From the entries below, copy exactly the lines from the one that contains "So far: Starting" through the one that contains "Level of this", both included, and only those.

▶ _Available data_
________________________

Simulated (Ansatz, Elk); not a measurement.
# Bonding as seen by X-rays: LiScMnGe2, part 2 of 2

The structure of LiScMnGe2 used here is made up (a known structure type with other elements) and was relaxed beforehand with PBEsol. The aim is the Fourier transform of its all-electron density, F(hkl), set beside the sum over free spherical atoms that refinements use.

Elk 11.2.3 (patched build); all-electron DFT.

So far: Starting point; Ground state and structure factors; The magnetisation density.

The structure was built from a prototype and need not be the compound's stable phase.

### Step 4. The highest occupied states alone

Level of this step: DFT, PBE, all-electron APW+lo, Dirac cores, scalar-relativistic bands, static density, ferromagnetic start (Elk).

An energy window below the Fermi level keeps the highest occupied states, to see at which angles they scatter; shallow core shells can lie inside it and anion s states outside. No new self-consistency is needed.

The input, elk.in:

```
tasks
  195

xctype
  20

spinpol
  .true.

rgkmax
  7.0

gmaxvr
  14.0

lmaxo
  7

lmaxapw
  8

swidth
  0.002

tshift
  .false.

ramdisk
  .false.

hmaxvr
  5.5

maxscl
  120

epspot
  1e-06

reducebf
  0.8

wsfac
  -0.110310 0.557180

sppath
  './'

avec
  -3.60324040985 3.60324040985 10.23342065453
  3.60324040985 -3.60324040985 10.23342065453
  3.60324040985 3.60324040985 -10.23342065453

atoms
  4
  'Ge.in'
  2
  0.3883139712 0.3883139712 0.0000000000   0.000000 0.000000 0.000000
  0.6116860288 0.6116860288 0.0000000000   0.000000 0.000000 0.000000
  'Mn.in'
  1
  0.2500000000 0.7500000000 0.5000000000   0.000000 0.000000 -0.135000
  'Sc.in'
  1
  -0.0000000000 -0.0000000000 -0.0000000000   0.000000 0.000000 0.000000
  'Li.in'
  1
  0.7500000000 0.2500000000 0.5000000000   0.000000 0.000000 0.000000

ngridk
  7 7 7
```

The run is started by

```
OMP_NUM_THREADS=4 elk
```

________________________

▶ _Problem solution_
So far: Starting point; Ground state and structure factors; The magnetisation density.

The structure was built from a prototype and need not be the compound's stable phase.

### Step 4. The highest occupied states alone

Level of this step: DFT, PBE, all-electron APW+lo, Dirac cores, scalar-relativistic bands, static density, ferromagnetic start (Elk).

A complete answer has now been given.